* _Work task_:
Using the listing below, set down each line from the line containing "## A series of single points on Zr3S2" through the line containing "Method: Kohn-Sham DFT", both ends included, exactly and with nothing added.

--- Supplied entries Enclosed Below ---

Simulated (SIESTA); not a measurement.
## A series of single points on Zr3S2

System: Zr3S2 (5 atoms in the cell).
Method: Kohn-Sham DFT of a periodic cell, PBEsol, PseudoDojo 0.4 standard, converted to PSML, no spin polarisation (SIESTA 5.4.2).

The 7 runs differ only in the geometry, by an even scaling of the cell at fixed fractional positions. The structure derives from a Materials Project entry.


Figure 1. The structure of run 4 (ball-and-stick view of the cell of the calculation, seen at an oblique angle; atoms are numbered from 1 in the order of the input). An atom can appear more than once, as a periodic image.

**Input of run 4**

--- End of Enclosed Supplied entries ---

* _Task solution_:
## A series of single points on Zr3S2

System: Zr3S2 (5 atoms in the cell).
Method: Kohn-Sham DFT of a periodic cell, PBEsol, PseudoDojo 0.4 standard, converted to PSML, no spin polarisation (SIESTA 5.4.2).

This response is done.